**Work task**
Nothing but the lines from the top of the following entries through the line with "Calculated with ABINIT" should be printed, exactly as they are.

━━━━━ Stored data ━━━━━
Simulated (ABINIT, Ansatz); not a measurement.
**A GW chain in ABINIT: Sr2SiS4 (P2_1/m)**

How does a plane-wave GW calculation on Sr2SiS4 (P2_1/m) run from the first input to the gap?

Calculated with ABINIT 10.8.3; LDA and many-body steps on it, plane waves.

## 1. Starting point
━━━━━

**Written response**
Simulated (ABINIT, Ansatz); not a measurement.
**A GW chain in ABINIT: Sr2SiS4 (P2_1/m)**

How does a plane-wave GW calculation on Sr2SiS4 (P2_1/m) run from the first input to the gap?

Calculated with ABINIT 10.8.3; LDA and many-body steps on it, plane waves.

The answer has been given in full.